+-------+

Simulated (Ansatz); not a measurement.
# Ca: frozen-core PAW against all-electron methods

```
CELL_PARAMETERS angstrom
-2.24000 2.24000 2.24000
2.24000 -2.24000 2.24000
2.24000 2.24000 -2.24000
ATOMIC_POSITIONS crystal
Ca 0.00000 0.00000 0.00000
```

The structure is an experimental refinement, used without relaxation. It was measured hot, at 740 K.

+-------+

_Work request_
Output every entry exactly.

_Answer box_
Simulated (Ansatz); not a measurement.
# Ca: frozen-core PAW against all-electron methods

```
CELL_PARAMETERS angstrom
-2.24000 2.24000 2.24000
2.24000 -2.24000 2.24000
2.24000 2.24000 -2.24000
ATOMIC_POSITIONS crystal
Ca 0.00000 0.00000 0.00000
```

The structure is an experimental refinement, used without relaxation. It was measured hot, at 740 K.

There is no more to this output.